[[ Extracted entries open ]]

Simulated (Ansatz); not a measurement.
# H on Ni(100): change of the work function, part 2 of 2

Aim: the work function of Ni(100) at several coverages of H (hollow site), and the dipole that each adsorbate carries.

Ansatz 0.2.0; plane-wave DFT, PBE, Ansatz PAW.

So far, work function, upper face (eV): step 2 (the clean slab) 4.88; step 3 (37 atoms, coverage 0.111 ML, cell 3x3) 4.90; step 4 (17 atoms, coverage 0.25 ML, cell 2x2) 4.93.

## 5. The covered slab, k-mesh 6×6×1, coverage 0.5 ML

[[ Extracted entries closed ]]

Exercise. Give a verbatim copy of the material above.

Written answer.
Simulated (Ansatz); not a measurement.
# H on Ni(100): change of the work function, part 2 of 2

Aim: the work function of Ni(100) at several coverages of H (hollow site), and the dipole that each adsorbate carries.

Ansatz 0.2.0; plane-wave DFT, PBE, Ansatz PAW.

So far, work function, upper face (eV): step 2 (the clean slab) 4.88; step 3 (37 atoms, coverage 0.111 ML, cell 3x3) 4.90; step 4 (17 atoms, coverage 0.25 ML, cell 2x2) 4.93.

## 5. The covered slab, k-mesh 6×6×1, coverage 0.5 ML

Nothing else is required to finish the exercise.